Assigned task:
Word for word, transcribe the material below from its first line to the line with "Points outside the", both included.

Raw data:
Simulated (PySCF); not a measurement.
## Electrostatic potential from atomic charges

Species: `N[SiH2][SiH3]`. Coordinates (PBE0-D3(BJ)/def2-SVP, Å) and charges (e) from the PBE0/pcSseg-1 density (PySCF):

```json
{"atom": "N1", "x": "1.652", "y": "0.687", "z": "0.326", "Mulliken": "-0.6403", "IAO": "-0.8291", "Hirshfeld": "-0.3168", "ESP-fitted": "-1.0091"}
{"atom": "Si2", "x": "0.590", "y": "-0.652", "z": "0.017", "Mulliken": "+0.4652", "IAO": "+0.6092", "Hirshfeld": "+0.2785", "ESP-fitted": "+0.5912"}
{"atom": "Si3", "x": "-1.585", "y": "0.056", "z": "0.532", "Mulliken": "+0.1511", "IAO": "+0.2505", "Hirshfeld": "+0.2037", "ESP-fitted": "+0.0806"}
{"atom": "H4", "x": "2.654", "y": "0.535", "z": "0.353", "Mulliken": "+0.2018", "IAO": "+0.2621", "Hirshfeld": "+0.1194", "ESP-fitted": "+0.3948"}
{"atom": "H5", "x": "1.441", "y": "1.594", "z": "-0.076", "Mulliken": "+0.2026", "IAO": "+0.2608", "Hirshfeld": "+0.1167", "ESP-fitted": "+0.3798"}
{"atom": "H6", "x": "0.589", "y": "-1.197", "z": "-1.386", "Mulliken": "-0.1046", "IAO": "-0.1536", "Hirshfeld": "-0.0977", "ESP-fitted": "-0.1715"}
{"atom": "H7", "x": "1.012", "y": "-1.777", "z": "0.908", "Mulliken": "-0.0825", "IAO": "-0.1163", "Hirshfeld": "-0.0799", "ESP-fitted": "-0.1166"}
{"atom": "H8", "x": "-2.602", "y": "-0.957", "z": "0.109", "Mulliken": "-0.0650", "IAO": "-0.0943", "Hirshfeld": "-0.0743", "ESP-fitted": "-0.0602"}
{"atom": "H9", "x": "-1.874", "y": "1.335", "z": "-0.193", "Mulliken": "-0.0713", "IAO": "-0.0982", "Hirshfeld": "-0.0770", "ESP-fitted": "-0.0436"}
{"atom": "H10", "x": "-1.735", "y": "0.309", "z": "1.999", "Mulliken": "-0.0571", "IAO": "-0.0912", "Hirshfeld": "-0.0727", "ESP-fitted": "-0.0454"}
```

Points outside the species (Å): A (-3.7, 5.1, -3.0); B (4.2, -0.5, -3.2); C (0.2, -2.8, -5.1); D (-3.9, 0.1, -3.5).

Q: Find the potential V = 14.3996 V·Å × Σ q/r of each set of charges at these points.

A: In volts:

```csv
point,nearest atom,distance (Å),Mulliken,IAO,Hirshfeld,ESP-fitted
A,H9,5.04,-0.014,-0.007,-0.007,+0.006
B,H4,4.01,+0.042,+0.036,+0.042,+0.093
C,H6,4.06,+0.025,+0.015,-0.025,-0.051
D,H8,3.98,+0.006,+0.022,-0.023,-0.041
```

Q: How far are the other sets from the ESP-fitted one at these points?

Answer box:
Simulated (PySCF); not a measurement.
## Electrostatic potential from atomic charges

Species: `N[SiH2][SiH3]`. Coordinates (PBE0-D3(BJ)/def2-SVP, Å) and charges (e) from the PBE0/pcSseg-1 density (PySCF):

```json
{"atom": "N1", "x": "1.652", "y": "0.687", "z": "0.326", "Mulliken": "-0.6403", "IAO": "-0.8291", "Hirshfeld": "-0.3168", "ESP-fitted": "-1.0091"}
{"atom": "Si2", "x": "0.590", "y": "-0.652", "z": "0.017", "Mulliken": "+0.4652", "IAO": "+0.6092", "Hirshfeld": "+0.2785", "ESP-fitted": "+0.5912"}
{"atom": "Si3", "x": "-1.585", "y": "0.056", "z": "0.532", "Mulliken": "+0.1511", "IAO": "+0.2505", "Hirshfeld": "+0.2037", "ESP-fitted": "+0.0806"}
{"atom": "H4", "x": "2.654", "y": "0.535", "z": "0.353", "Mulliken": "+0.2018", "IAO": "+0.2621", "Hirshfeld": "+0.1194", "ESP-fitted": "+0.3948"}
{"atom": "H5", "x": "1.441", "y": "1.594", "z": "-0.076", "Mulliken": "+0.2026", "IAO": "+0.2608", "Hirshfeld": "+0.1167", "ESP-fitted": "+0.3798"}
{"atom": "H6", "x": "0.589", "y": "-1.197", "z": "-1.386", "Mulliken": "-0.1046", "IAO": "-0.1536", "Hirshfeld": "-0.0977", "ESP-fitted": "-0.1715"}
{"atom": "H7", "x": "1.012", "y": "-1.777", "z": "0.908", "Mulliken": "-0.0825", "IAO": "-0.1163", "Hirshfeld": "-0.0799", "ESP-fitted": "-0.1166"}
{"atom": "H8", "x": "-2.602", "y": "-0.957", "z": "0.109", "Mulliken": "-0.0650", "IAO": "-0.0943", "Hirshfeld": "-0.0743", "ESP-fitted": "-0.0602"}
{"atom": "H9", "x": "-1.874", "y": "1.335", "z": "-0.193", "Mulliken": "-0.0713", "IAO": "-0.0982", "Hirshfeld": "-0.0770", "ESP-fitted": "-0.0436"}
{"atom": "H10", "x": "-1.735", "y": "0.309", "z": "1.999", "Mulliken": "-0.0571", "IAO": "-0.0912", "Hirshfeld": "-0.0727", "ESP-fitted": "-0.0454"}
```

Points outside the species (Å): A (-3.7, 5.1, -3.0); B (4.2, -0.5, -3.2); C (0.2, -2.8, -5.1); D (-3.9, 0.1, -3.5).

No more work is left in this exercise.